(DATA SUPPLIED)
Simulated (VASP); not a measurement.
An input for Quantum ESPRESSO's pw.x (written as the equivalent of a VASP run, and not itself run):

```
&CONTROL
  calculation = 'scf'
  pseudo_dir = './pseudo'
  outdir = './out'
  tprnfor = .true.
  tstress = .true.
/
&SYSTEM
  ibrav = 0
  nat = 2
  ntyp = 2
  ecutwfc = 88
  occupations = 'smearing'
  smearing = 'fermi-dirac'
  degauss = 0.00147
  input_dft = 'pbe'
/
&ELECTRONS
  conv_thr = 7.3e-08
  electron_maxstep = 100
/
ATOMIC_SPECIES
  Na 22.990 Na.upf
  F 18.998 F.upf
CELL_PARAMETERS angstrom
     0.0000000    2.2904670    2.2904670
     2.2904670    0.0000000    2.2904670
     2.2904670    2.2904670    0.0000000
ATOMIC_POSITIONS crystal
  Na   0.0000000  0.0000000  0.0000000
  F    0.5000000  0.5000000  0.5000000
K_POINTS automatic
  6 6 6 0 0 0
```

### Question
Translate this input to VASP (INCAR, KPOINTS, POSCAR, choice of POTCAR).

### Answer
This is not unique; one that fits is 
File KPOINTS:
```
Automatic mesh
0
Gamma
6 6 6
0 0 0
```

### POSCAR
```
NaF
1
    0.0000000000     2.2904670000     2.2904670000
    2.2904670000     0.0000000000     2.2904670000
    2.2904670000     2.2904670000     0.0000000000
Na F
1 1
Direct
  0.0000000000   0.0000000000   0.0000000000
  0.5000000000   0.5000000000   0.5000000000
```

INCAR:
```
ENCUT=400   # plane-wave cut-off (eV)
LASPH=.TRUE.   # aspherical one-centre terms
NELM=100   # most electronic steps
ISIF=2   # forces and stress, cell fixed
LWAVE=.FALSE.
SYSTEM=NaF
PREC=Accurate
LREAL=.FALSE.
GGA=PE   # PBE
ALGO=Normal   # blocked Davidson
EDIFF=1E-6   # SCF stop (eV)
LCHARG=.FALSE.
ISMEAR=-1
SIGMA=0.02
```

(WORK ITEM)
Above are the records; please copy exactly their first line and each line after it through the line containing "### Question", and no line after that.

(ANSWER SPACE)
Simulated (VASP); not a measurement.
An input for Quantum ESPRESSO's pw.x (written as the equivalent of a VASP run, and not itself run):

```
&CONTROL
  calculation = 'scf'
  pseudo_dir = './pseudo'
  outdir = './out'
  tprnfor = .true.
  tstress = .true.
/
&SYSTEM
  ibrav = 0
  nat = 2
  ntyp = 2
  ecutwfc = 88
  occupations = 'smearing'
  smearing = 'fermi-dirac'
  degauss = 0.00147
  input_dft = 'pbe'
/
&ELECTRONS
  conv_thr = 7.3e-08
  electron_maxstep = 100
/
ATOMIC_SPECIES
  Na 22.990 Na.upf
  F 18.998 F.upf
CELL_PARAMETERS angstrom
     0.0000000    2.2904670    2.2904670
     2.2904670    0.0000000    2.2904670
     2.2904670    2.2904670    0.0000000
ATOMIC_POSITIONS crystal
  Na   0.0000000  0.0000000  0.0000000
  F    0.5000000  0.5000000  0.5000000
K_POINTS automatic
  6 6 6 0 0 0
```

### Question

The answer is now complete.